In the material below, transcribe every line from the first through the line holding "Which ion is", exactly, and stop after that line.

========================================
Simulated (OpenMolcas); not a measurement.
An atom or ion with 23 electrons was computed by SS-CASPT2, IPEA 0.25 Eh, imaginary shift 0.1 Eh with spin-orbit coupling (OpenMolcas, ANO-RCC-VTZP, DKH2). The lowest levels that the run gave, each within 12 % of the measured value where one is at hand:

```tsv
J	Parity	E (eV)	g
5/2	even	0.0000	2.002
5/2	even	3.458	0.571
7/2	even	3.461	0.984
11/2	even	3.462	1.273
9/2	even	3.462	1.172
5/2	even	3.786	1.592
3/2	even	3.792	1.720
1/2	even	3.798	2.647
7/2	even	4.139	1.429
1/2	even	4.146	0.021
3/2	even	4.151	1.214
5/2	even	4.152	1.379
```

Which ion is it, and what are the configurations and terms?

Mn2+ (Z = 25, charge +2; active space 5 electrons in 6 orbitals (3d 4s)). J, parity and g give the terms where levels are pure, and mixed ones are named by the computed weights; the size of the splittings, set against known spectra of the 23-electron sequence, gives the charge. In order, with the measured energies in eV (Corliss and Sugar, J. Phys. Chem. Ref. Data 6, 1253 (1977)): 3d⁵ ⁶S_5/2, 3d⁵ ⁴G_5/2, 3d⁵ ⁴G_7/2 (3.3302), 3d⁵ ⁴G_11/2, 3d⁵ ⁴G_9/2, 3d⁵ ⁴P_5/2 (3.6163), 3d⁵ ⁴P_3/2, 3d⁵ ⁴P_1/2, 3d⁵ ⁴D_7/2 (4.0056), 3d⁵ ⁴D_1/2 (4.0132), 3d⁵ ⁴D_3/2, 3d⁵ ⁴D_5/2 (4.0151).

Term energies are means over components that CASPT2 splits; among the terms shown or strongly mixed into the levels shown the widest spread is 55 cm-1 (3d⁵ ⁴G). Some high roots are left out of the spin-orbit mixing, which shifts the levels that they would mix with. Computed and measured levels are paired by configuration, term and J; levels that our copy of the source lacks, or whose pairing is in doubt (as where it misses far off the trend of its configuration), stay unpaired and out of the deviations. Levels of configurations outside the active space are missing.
========================================

• [Exercise response]:
Simulated (OpenMolcas); not a measurement.
An atom or ion with 23 electrons was computed by SS-CASPT2, IPEA 0.25 Eh, imaginary shift 0.1 Eh with spin-orbit coupling (OpenMolcas, ANO-RCC-VTZP, DKH2). The lowest levels that the run gave, each within 12 % of the measured value where one is at hand:

```tsv
J	Parity	E (eV)	g
5/2	even	0.0000	2.002
5/2	even	3.458	0.571
7/2	even	3.461	0.984
11/2	even	3.462	1.273
9/2	even	3.462	1.172
5/2	even	3.786	1.592
3/2	even	3.792	1.720
1/2	even	3.798	2.647
7/2	even	4.139	1.429
1/2	even	4.146	0.021
3/2	even	4.151	1.214
5/2	even	4.152	1.379
```

Which ion is it, and what are the configurations and terms?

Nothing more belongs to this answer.